* LISTED RECORDS:
--- START ---
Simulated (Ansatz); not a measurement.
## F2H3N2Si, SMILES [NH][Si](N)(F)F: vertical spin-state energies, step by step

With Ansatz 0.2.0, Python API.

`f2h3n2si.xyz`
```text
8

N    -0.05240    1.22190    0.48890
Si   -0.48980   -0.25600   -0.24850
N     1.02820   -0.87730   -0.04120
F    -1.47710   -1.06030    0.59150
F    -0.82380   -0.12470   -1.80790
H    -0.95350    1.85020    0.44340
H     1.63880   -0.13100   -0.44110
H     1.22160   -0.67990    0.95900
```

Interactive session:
--- END ---

* WORK ITEM: Each of the records should be written out precisely as given.

* TASK SOLUTION:
Simulated (Ansatz); not a measurement.
## F2H3N2Si, SMILES [NH][Si](N)(F)F: vertical spin-state energies, step by step

With Ansatz 0.2.0, Python API.

`f2h3n2si.xyz`
```text
8

N    -0.05240    1.22190    0.48890
Si   -0.48980   -0.25600   -0.24850
N     1.02820   -0.87730   -0.04120
F    -1.47710   -1.06030    0.59150
F    -0.82380   -0.12470   -1.80790
H    -0.95350    1.85020    0.44340
H     1.63880   -0.13100   -0.44110
H     1.22160   -0.67990    0.95900
```

Interactive session:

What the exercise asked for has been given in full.